Transcribe exactly everything in the data below from the line containing "Any rigid rotation" down to the line containing "One conformer stands for the species.", both lines included and nothing further.

### DATA SUPPLIED ###

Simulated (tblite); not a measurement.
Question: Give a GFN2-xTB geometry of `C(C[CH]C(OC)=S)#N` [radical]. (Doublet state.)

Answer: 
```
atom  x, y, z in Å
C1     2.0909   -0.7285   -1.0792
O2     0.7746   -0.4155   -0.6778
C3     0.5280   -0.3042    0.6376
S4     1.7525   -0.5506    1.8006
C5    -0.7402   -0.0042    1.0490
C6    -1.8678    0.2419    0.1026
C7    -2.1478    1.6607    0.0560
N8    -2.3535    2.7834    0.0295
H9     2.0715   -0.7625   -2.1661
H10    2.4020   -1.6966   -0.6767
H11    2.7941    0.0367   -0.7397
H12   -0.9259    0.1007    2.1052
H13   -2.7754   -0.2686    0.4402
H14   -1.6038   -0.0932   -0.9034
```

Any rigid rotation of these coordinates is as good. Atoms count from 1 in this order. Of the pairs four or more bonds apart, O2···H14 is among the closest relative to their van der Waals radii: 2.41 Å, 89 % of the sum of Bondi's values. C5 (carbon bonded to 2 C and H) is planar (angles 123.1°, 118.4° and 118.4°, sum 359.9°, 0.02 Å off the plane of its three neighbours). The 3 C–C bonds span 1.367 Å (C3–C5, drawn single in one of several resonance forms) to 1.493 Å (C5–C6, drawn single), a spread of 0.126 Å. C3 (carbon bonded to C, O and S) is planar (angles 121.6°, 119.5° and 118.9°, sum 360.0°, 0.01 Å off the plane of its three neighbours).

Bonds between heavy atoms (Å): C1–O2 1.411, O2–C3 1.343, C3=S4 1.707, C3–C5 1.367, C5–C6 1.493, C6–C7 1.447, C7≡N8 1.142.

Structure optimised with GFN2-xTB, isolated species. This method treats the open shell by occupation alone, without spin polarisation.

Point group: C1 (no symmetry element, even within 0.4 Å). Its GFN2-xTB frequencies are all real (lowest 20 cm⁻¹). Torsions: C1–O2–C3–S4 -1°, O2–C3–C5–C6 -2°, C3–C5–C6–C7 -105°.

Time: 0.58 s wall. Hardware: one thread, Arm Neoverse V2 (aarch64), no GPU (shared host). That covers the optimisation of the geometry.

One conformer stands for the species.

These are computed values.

###

PROBLEM SOLUTION:
Any rigid rotation of these coordinates is as good. Atoms count from 1 in this order. Of the pairs four or more bonds apart, O2···H14 is among the closest relative to their van der Waals radii: 2.41 Å, 89 % of the sum of Bondi's values. C5 (carbon bonded to 2 C and H) is planar (angles 123.1°, 118.4° and 118.4°, sum 359.9°, 0.02 Å off the plane of its three neighbours). The 3 C–C bonds span 1.367 Å (C3–C5, drawn single in one of several resonance forms) to 1.493 Å (C5–C6, drawn single), a spread of 0.126 Å. C3 (carbon bonded to C, O and S) is planar (angles 121.6°, 119.5° and 118.9°, sum 360.0°, 0.01 Å off the plane of its three neighbours).

Bonds between heavy atoms (Å): C1–O2 1.411, O2–C3 1.343, C3=S4 1.707, C3–C5 1.367, C5–C6 1.493, C6–C7 1.447, C7≡N8 1.142.

Structure optimised with GFN2-xTB, isolated species. This method treats the open shell by occupation alone, without spin polarisation.

Point group: C1 (no symmetry element, even within 0.4 Å). Its GFN2-xTB frequencies are all real (lowest 20 cm⁻¹). Torsions: C1–O2–C3–S4 -1°, O2–C3–C5–C6 -2°, C3–C5–C6–C7 -105°.

Time: 0.58 s wall. Hardware: one thread, Arm Neoverse V2 (aarch64), no GPU (shared host). That covers the optimisation of the geometry.

One conformer stands for the species.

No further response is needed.